# Activity
Reproduce only the lines of the material below that start at the line containing "Isomers of C5H2F4O2, one" and stop at the line containing "Fc1occc1OC(F)(F)F | 0.0 |". Keep both end lines.

┌──
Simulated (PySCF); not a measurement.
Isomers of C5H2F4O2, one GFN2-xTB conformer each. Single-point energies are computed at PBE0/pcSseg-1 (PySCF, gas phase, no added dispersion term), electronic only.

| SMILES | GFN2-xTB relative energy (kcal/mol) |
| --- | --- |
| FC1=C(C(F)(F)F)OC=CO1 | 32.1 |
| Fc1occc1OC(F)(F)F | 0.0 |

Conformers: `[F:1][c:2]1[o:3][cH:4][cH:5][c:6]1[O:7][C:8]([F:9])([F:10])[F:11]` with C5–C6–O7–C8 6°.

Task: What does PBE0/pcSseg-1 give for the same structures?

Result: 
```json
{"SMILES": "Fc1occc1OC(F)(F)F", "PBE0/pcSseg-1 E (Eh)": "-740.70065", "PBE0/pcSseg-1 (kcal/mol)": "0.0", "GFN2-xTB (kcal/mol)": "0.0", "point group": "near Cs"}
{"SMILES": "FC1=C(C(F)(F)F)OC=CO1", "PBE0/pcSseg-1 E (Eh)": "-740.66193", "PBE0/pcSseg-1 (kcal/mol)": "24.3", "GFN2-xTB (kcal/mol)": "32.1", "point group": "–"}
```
└──

# Exercise answer
Isomers of C5H2F4O2, one GFN2-xTB conformer each. Single-point energies are computed at PBE0/pcSseg-1 (PySCF, gas phase, no added dispersion term), electronic only.

| SMILES | GFN2-xTB relative energy (kcal/mol) |
| --- | --- |
| FC1=C(C(F)(F)F)OC=CO1 | 32.1 |
| Fc1occc1OC(F)(F)F | 0.0 |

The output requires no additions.